+--

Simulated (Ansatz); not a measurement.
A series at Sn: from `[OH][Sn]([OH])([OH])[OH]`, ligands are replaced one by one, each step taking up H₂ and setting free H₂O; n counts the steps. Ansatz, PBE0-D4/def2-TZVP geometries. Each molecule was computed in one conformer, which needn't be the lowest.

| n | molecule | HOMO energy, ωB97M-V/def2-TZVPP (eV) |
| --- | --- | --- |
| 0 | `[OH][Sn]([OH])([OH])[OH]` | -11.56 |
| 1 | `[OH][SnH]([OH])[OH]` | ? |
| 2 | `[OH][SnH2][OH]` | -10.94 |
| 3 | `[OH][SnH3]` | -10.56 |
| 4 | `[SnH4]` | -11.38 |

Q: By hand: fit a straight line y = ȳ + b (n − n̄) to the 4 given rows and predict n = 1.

+--

**Assignment**
The records above are to be printed in full, exactly as they appear.

**Response**
Simulated (Ansatz); not a measurement.
A series at Sn: from `[OH][Sn]([OH])([OH])[OH]`, ligands are replaced one by one, each step taking up H₂ and setting free H₂O; n counts the steps. Ansatz, PBE0-D4/def2-TZVP geometries. Each molecule was computed in one conformer, which needn't be the lowest.

| n | molecule | HOMO energy, ωB97M-V/def2-TZVPP (eV) |
| --- | --- | --- |
| 0 | `[OH][Sn]([OH])([OH])[OH]` | -11.56 |
| 1 | `[OH][SnH]([OH])[OH]` | ? |
| 2 | `[OH][SnH2][OH]` | -10.94 |
| 3 | `[OH][SnH3]` | -10.56 |
| 4 | `[SnH4]` | -11.38 |

Q: By hand: fit a straight line y = ȳ + b (n − n̄) to the 4 given rows and predict n = 1.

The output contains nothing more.